ACTIVITY: Output the data word for word. Begin at its first line and end at the line with "C6H5NO, numbered as".

EXCERPTED RECORDS:
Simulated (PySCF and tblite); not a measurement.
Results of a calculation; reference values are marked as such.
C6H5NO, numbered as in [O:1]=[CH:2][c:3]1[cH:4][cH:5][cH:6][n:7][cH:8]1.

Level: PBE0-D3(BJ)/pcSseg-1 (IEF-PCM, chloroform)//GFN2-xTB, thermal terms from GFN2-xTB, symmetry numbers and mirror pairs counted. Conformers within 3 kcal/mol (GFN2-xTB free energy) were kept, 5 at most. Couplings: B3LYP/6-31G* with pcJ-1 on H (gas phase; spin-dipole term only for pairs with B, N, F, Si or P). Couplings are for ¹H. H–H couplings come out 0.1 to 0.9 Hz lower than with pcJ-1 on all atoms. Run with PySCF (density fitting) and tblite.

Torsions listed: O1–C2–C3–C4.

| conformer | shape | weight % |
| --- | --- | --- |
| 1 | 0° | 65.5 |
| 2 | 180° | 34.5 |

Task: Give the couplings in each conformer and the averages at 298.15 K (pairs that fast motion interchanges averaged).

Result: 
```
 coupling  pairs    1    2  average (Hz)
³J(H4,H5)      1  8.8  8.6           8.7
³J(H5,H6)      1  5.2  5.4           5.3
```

TASK RESPONSE:
Simulated (PySCF and tblite); not a measurement.
Results of a calculation; reference values are marked as such.
C6H5NO, numbered as in [O:1]=[CH:2][c:3]1[cH:4][cH:5][cH:6][n:7][cH:8]1.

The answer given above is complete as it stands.